Assigned task - Lines from the top of the listing down to the one with "A: Over 11 steps", inclusive, are to be copied exactly.

• • • • •
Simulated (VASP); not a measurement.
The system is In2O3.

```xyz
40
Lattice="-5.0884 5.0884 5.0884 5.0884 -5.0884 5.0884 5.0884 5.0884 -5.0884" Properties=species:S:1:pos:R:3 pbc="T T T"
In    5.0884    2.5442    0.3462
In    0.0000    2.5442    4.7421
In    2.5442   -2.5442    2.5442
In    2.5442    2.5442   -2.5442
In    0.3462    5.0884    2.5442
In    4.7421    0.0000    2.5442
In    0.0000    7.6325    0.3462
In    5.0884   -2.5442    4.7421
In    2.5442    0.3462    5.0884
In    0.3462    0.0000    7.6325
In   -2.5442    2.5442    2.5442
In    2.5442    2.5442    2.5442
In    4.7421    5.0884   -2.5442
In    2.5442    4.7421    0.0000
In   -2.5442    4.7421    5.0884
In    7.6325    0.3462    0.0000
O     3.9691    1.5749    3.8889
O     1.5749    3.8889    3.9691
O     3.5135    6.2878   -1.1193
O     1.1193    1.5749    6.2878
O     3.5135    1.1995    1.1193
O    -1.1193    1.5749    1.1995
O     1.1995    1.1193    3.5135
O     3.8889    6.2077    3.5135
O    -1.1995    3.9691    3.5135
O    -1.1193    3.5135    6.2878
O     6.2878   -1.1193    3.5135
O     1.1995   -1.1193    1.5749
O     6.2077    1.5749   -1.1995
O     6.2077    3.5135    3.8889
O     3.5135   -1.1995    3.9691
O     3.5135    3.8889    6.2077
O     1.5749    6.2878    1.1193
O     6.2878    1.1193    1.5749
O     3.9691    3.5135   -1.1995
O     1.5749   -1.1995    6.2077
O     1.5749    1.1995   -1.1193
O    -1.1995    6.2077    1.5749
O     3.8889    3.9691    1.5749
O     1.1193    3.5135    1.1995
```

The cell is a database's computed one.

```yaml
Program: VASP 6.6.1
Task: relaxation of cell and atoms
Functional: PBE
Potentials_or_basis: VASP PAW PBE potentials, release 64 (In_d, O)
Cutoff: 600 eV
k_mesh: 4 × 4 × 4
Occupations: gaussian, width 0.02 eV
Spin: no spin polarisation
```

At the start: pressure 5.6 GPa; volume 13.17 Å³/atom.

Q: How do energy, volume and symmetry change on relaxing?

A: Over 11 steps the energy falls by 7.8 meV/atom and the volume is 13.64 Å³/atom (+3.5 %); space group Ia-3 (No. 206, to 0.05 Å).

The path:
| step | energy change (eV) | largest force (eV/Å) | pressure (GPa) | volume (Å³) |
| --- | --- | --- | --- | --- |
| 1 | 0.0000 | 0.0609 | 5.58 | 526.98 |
• • • • •

Answer area -
Simulated (VASP); not a measurement.
The system is In2O3.

```xyz
40
Lattice="-5.0884 5.0884 5.0884 5.0884 -5.0884 5.0884 5.0884 5.0884 -5.0884" Properties=species:S:1:pos:R:3 pbc="T T T"
In    5.0884    2.5442    0.3462
In    0.0000    2.5442    4.7421
In    2.5442   -2.5442    2.5442
In    2.5442    2.5442   -2.5442
In    0.3462    5.0884    2.5442
In    4.7421    0.0000    2.5442
In    0.0000    7.6325    0.3462
In    5.0884   -2.5442    4.7421
In    2.5442    0.3462    5.0884
In    0.3462    0.0000    7.6325
In   -2.5442    2.5442    2.5442
In    2.5442    2.5442    2.5442
In    4.7421    5.0884   -2.5442
In    2.5442    4.7421    0.0000
In   -2.5442    4.7421    5.0884
In    7.6325    0.3462    0.0000
O     3.9691    1.5749    3.8889
O     1.5749    3.8889    3.9691
O     3.5135    6.2878   -1.1193
O     1.1193    1.5749    6.2878
O     3.5135    1.1995    1.1193
O    -1.1193    1.5749    1.1995
O     1.1995    1.1193    3.5135
O     3.8889    6.2077    3.5135
O    -1.1995    3.9691    3.5135
O    -1.1193    3.5135    6.2878
O     6.2878   -1.1193    3.5135
O     1.1995   -1.1193    1.5749
O     6.2077    1.5749   -1.1995
O     6.2077    3.5135    3.8889
O     3.5135   -1.1995    3.9691
O     3.5135    3.8889    6.2077
O     1.5749    6.2878    1.1193
O     6.2878    1.1193    1.5749
O     3.9691    3.5135   -1.1995
O     1.5749   -1.1995    6.2077
O     1.5749    1.1995   -1.1193
O    -1.1995    6.2077    1.5749
O     3.8889    3.9691    1.5749
O     1.1193    3.5135    1.1995
```

The cell is a database's computed one.

```yaml
Program: VASP 6.6.1
Task: relaxation of cell and atoms
Functional: PBE
Potentials_or_basis: VASP PAW PBE potentials, release 64 (In_d, O)
Cutoff: 600 eV
k_mesh: 4 × 4 × 4
Occupations: gaussian, width 0.02 eV
Spin: no spin polarisation
```

At the start: pressure 5.6 GPa; volume 13.17 Å³/atom.

Q: How do energy, volume and symmetry change on relaxing?

A: Over 11 steps the energy falls by 7.8 meV/atom and the volume is 13.64 Å³/atom (+3.5 %); space group Ia-3 (No. 206, to 0.05 Å).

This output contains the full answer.